• **RECORDS SUPPLIED**:
○ ○ ○ ○ ○ ○ ○
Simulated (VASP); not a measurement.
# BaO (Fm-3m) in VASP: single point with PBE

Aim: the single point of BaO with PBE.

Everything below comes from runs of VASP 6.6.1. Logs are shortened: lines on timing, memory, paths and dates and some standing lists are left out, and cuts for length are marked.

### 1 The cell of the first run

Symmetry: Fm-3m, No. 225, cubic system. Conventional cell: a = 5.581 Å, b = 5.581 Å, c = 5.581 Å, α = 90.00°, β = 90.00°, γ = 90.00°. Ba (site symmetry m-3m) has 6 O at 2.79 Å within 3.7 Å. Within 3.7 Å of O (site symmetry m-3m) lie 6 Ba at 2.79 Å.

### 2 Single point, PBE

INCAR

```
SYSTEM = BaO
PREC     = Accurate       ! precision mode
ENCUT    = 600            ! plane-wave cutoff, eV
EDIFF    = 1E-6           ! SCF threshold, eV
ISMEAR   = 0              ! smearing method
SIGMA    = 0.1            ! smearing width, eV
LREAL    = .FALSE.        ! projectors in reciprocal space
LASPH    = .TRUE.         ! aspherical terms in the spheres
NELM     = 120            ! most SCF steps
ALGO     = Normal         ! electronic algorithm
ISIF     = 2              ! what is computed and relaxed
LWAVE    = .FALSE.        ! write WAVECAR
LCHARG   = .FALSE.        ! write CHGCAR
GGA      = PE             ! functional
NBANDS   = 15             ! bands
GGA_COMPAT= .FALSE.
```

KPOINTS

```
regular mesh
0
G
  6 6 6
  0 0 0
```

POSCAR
○ ○ ○ ○ ○ ○ ○

All of the entries must be quoted exactly; please include each one.

Simulated (VASP); not a measurement.
# BaO (Fm-3m) in VASP: single point with PBE

Aim: the single point of BaO with PBE.

Everything below comes from runs of VASP 6.6.1. Logs are shortened: lines on timing, memory, paths and dates and some standing lists are left out, and cuts for length are marked.

### 1 The cell of the first run

Symmetry: Fm-3m, No. 225, cubic system. Conventional cell: a = 5.581 Å, b = 5.581 Å, c = 5.581 Å, α = 90.00°, β = 90.00°, γ = 90.00°. Ba (site symmetry m-3m) has 6 O at 2.79 Å within 3.7 Å. Within 3.7 Å of O (site symmetry m-3m) lie 6 Ba at 2.79 Å.

### 2 Single point, PBE

INCAR

```
SYSTEM = BaO
PREC     = Accurate       ! precision mode
ENCUT    = 600            ! plane-wave cutoff, eV
EDIFF    = 1E-6           ! SCF threshold, eV
ISMEAR   = 0              ! smearing method
SIGMA    = 0.1            ! smearing width, eV
LREAL    = .FALSE.        ! projectors in reciprocal space
LASPH    = .TRUE.         ! aspherical terms in the spheres
NELM     = 120            ! most SCF steps
ALGO     = Normal         ! electronic algorithm
ISIF     = 2              ! what is computed and relaxed
LWAVE    = .FALSE.        ! write WAVECAR
LCHARG   = .FALSE.        ! write CHGCAR
GGA      = PE             ! functional
NBANDS   = 15             ! bands
GGA_COMPAT= .FALSE.
```

KPOINTS

```
regular mesh
0
G
  6 6 6
  0 0 0
```

POSCAR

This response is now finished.